+---+

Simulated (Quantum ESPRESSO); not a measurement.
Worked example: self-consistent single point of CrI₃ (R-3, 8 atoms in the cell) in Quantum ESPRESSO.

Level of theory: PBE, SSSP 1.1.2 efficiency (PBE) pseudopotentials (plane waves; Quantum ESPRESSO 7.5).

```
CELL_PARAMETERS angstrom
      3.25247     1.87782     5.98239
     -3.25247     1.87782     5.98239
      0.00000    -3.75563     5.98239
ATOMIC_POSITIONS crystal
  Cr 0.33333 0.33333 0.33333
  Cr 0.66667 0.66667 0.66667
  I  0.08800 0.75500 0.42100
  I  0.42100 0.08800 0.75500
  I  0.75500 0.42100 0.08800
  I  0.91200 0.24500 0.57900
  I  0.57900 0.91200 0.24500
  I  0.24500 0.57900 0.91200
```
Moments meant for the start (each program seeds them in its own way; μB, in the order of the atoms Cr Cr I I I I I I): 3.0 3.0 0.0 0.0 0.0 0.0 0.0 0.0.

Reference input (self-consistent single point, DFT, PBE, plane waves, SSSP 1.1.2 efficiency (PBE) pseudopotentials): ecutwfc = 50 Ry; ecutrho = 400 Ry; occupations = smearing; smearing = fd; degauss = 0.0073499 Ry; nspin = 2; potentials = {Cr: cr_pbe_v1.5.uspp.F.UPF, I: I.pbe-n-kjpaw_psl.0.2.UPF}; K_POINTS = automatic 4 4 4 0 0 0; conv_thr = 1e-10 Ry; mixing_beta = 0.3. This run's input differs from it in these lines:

+---+

- _WORK INSTRUCTION_
Would you set down, word for word, the lines from the opening of the entries above through the line with "Moments meant for", both included, and no others?

- _TASK SOLUTION_
Simulated (Quantum ESPRESSO); not a measurement.
Worked example: self-consistent single point of CrI₃ (R-3, 8 atoms in the cell) in Quantum ESPRESSO.

Level of theory: PBE, SSSP 1.1.2 efficiency (PBE) pseudopotentials (plane waves; Quantum ESPRESSO 7.5).

```
CELL_PARAMETERS angstrom
      3.25247     1.87782     5.98239
     -3.25247     1.87782     5.98239
      0.00000    -3.75563     5.98239
ATOMIC_POSITIONS crystal
  Cr 0.33333 0.33333 0.33333
  Cr 0.66667 0.66667 0.66667
  I  0.08800 0.75500 0.42100
  I  0.42100 0.08800 0.75500
  I  0.75500 0.42100 0.08800
  I  0.91200 0.24500 0.57900
  I  0.57900 0.91200 0.24500
  I  0.24500 0.57900 0.91200
```
Moments meant for the start (each program seeds them in its own way; μB, in the order of the atoms Cr Cr I I I I I I): 3.0 3.0 0.0 0.0 0.0 0.0 0.0 0.0.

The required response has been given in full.